▸ RECORD EXCERPTS
↓↓↓

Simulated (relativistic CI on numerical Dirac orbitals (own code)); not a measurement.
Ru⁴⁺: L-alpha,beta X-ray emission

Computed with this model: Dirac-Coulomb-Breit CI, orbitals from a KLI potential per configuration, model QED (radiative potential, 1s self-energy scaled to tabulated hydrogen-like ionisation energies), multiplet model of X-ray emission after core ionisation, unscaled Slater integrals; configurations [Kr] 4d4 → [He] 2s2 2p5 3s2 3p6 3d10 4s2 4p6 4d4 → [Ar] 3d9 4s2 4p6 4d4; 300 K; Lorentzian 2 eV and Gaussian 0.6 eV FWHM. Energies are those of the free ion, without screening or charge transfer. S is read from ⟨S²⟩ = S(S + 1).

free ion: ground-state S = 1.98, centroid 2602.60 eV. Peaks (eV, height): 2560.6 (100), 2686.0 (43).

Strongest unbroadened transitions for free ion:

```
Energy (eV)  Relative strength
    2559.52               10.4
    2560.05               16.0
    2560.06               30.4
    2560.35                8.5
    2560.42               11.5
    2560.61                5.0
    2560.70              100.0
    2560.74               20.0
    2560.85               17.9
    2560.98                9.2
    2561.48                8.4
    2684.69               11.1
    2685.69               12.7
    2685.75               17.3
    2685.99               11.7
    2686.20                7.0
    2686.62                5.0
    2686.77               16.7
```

↑↑↑

▸ ASSIGNMENT
What is needed is a word-for-word copy of the records above, from the first line through the line that contains "Ru⁴⁺: L-alpha,beta X-ray emission".

▸ TASK OUTPUT
Simulated (relativistic CI on numerical Dirac orbitals (own code)); not a measurement.
Ru⁴⁺: L-alpha,beta X-ray emission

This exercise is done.